**EXERCISE:** Nothing in the records should differ when they are repeated. Restate them word for word.

**SUPPLIED RECORDS:**
※ ※ ※
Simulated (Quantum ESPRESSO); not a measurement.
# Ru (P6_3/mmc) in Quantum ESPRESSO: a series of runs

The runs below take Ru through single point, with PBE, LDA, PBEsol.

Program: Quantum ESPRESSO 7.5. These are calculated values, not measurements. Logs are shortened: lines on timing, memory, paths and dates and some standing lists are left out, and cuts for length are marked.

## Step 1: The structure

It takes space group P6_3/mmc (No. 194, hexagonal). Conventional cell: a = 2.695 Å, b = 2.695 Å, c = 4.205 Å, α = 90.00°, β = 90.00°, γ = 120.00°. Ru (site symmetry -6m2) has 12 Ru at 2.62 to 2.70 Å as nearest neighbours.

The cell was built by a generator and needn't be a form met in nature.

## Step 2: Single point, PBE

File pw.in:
※ ※ ※

**TASK SOLUTION:**
Simulated (Quantum ESPRESSO); not a measurement.
# Ru (P6_3/mmc) in Quantum ESPRESSO: a series of runs

The runs below take Ru through single point, with PBE, LDA, PBEsol.

Program: Quantum ESPRESSO 7.5. These are calculated values, not measurements. Logs are shortened: lines on timing, memory, paths and dates and some standing lists are left out, and cuts for length are marked.

## Step 1: The structure

It takes space group P6_3/mmc (No. 194, hexagonal). Conventional cell: a = 2.695 Å, b = 2.695 Å, c = 4.205 Å, α = 90.00°, β = 90.00°, γ = 120.00°. Ru (site symmetry -6m2) has 12 Ru at 2.62 to 2.70 Å as nearest neighbours.

The cell was built by a generator and needn't be a form met in nature.

## Step 2: Single point, PBE

File pw.in:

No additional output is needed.